REQUIREMENT
With the first line below as the start and the line containing "Computed with Ansatz 0.2.0, Python API." as the end, copy every line between them exactly, ends included.

STUDY MATERIAL
%%

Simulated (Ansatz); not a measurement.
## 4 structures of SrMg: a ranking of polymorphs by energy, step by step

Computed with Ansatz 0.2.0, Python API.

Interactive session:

%%

WRITTEN RESPONSE
Simulated (Ansatz); not a measurement.
## 4 structures of SrMg: a ranking of polymorphs by energy, step by step

Computed with Ansatz 0.2.0, Python API.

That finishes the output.